*EXERCISE*: All of the lines below should be output exactly as shown.

========================================

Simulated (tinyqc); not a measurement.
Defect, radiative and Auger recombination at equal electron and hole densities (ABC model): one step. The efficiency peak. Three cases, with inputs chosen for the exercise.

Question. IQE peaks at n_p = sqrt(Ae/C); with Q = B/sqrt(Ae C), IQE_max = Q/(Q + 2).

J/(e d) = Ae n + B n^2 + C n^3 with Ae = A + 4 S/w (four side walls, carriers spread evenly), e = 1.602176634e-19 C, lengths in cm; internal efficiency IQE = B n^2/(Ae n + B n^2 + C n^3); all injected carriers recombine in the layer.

========================================

*RESPONSE BOX*:
Simulated (tinyqc); not a measurement.
Defect, radiative and Auger recombination at equal electron and hole densities (ABC model): one step. The efficiency peak. Three cases, with inputs chosen for the exercise.

Question. IQE peaks at n_p = sqrt(Ae/C); with Q = B/sqrt(Ae C), IQE_max = Q/(Q + 2).

J/(e d) = Ae n + B n^2 + C n^3 with Ae = A + 4 S/w (four side walls, carriers spread evenly), e = 1.602176634e-19 C, lengths in cm; internal efficiency IQE = B n^2/(Ae n + B n^2 + C n^3); all injected carriers recombine in the layer.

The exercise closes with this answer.